═════ DATA FOR ANALYSIS

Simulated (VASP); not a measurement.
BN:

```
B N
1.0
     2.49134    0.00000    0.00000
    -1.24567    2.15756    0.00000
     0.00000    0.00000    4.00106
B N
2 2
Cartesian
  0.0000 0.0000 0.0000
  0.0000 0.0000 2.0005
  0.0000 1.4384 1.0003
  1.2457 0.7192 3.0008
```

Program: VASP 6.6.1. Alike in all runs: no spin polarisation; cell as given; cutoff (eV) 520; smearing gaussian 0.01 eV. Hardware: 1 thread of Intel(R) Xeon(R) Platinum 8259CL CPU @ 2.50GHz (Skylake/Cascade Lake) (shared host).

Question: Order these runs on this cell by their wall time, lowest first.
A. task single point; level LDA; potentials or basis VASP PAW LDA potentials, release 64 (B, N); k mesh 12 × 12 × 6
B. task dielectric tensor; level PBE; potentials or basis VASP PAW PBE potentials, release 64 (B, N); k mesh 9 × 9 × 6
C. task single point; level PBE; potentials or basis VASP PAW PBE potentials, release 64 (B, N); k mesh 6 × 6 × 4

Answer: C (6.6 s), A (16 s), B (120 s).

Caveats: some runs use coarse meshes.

══════════

_WORK ORDER_:
Return the lines exactly as they stand, please. Start at the top of the material and finish with the line where "Question: Order these" appears.

_WRITTEN ANSWER_:
Simulated (VASP); not a measurement.
BN:

```
B N
1.0
     2.49134    0.00000    0.00000
    -1.24567    2.15756    0.00000
     0.00000    0.00000    4.00106
B N
2 2
Cartesian
  0.0000 0.0000 0.0000
  0.0000 0.0000 2.0005
  0.0000 1.4384 1.0003
  1.2457 0.7192 3.0008
```

Program: VASP 6.6.1. Alike in all runs: no spin polarisation; cell as given; cutoff (eV) 520; smearing gaussian 0.01 eV. Hardware: 1 thread of Intel(R) Xeon(R) Platinum 8259CL CPU @ 2.50GHz (Skylake/Cascade Lake) (shared host).

Question: Order these runs on this cell by their wall time, lowest first.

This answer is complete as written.